Assigned task. When you reach the line with "The moments were" in the data below, begin printing lines exactly, and stop once the line with "It has no gap" has been printed.

Provided data.
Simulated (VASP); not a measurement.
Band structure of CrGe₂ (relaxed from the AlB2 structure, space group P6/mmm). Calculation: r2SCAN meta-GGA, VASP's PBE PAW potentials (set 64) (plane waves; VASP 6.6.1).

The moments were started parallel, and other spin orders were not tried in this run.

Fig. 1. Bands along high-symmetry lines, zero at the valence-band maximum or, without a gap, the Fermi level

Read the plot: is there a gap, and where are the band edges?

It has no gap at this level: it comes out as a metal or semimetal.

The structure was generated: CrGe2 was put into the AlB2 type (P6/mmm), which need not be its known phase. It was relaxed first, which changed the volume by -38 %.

Response.
The moments were started parallel, and other spin orders were not tried in this run.

Fig. 1. Bands along high-symmetry lines, zero at the valence-band maximum or, without a gap, the Fermi level

Read the plot: is there a gap, and where are the band edges?

It has no gap at this level: it comes out as a metal or semimetal.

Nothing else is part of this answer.